..........

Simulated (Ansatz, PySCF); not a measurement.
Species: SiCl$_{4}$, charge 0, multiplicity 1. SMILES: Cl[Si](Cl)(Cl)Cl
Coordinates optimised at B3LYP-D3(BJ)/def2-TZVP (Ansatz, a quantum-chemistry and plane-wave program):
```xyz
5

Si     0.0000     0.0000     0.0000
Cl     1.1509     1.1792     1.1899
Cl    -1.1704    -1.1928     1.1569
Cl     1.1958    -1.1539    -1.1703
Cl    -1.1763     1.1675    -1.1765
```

..........

### Work order
Return the full data, every line of it, with nothing altered.

### Written solution
Simulated (Ansatz, PySCF); not a measurement.
Species: SiCl$_{4}$, charge 0, multiplicity 1. SMILES: Cl[Si](Cl)(Cl)Cl
Coordinates optimised at B3LYP-D3(BJ)/def2-TZVP (Ansatz, a quantum-chemistry and plane-wave program):
```xyz
5

Si     0.0000     0.0000     0.0000
Cl     1.1509     1.1792     1.1899
Cl    -1.1704    -1.1928     1.1569
Cl     1.1958    -1.1539    -1.1703
Cl    -1.1763     1.1675    -1.1765
```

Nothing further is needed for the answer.